Requirement: Can you return the records below exactly as they stand, but only from the first line through the one with "Coordinates come from"?

Given information:
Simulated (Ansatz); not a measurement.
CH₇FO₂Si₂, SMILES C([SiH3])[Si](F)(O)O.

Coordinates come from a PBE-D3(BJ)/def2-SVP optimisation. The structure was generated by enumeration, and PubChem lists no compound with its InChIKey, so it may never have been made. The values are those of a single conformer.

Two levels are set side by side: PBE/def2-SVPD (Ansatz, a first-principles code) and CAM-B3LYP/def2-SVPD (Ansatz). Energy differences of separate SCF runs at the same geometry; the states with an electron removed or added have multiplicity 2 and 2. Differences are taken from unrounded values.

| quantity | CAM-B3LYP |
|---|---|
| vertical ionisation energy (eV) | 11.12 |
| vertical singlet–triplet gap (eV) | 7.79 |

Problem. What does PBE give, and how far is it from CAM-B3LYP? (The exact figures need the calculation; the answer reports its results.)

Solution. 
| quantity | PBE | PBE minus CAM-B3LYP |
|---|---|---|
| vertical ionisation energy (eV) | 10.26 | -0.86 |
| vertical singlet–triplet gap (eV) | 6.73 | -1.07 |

Task answer:
Simulated (Ansatz); not a measurement.
CH₇FO₂Si₂, SMILES C([SiH3])[Si](F)(O)O.

Coordinates come from a PBE-D3(BJ)/def2-SVP optimisation. The structure was generated by enumeration, and PubChem lists no compound with its InChIKey, so it may never have been made. The values are those of a single conformer.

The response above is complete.